• **Provided records**:
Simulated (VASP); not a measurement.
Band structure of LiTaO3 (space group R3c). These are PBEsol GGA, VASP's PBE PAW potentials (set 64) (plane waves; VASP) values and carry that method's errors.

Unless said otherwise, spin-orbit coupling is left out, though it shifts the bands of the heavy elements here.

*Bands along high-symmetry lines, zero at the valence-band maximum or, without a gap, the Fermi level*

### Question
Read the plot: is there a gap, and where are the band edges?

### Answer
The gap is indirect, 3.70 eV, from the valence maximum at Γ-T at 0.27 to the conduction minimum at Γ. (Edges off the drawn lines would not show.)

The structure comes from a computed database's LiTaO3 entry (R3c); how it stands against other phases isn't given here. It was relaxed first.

• **Brief**:
Output should match, line for line, the stretch of the material above from the line holding "### Question" through the line holding "The gap is indirect, 3.70".

• **Answer space**:
### Question
Read the plot: is there a gap, and where are the band edges?

### Answer
The gap is indirect, 3.70 eV, from the valence maximum at Γ-T at 0.27 to the conduction minimum at Γ. (Edges off the drawn lines would not show.)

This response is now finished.